ACTION ITEM
Restate each entry word for word, leaving nothing out.

DATA LISTING
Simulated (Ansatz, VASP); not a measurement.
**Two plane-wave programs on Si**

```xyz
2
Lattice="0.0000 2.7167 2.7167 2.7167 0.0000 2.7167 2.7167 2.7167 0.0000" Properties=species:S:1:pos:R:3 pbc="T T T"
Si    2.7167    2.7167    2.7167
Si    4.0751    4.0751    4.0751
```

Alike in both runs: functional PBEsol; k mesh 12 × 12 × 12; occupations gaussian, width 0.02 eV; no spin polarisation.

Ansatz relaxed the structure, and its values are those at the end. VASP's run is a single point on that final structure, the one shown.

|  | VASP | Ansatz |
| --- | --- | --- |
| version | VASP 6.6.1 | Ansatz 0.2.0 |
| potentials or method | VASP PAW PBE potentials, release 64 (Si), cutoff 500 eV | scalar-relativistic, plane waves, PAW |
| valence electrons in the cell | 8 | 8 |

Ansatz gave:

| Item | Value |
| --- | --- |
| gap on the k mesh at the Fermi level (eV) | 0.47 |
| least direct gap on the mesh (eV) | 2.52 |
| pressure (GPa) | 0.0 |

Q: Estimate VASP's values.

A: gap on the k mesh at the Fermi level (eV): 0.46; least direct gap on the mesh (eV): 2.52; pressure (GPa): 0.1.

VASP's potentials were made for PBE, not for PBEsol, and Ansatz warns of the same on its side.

EXERCISE RESULT
Simulated (Ansatz, VASP); not a measurement.
**Two plane-wave programs on Si**

```xyz
2
Lattice="0.0000 2.7167 2.7167 2.7167 0.0000 2.7167 2.7167 2.7167 0.0000" Properties=species:S:1:pos:R:3 pbc="T T T"
Si    2.7167    2.7167    2.7167
Si    4.0751    4.0751    4.0751
```

Alike in both runs: functional PBEsol; k mesh 12 × 12 × 12; occupations gaussian, width 0.02 eV; no spin polarisation.

Ansatz relaxed the structure, and its values are those at the end. VASP's run is a single point on that final structure, the one shown.

|  | VASP | Ansatz |
| --- | --- | --- |
| version | VASP 6.6.1 | Ansatz 0.2.0 |
| potentials or method | VASP PAW PBE potentials, release 64 (Si), cutoff 500 eV | scalar-relativistic, plane waves, PAW |
| valence electrons in the cell | 8 | 8 |

Ansatz gave:

| Item | Value |
| --- | --- |
| gap on the k mesh at the Fermi level (eV) | 0.47 |
| least direct gap on the mesh (eV) | 2.52 |
| pressure (GPa) | 0.0 |

Q: Estimate VASP's values.

A: gap on the k mesh at the Fermi level (eV): 0.46; least direct gap on the mesh (eV): 2.52; pressure (GPa): 0.1.

VASP's potentials were made for PBE, not for PBEsol, and Ansatz warns of the same on its side.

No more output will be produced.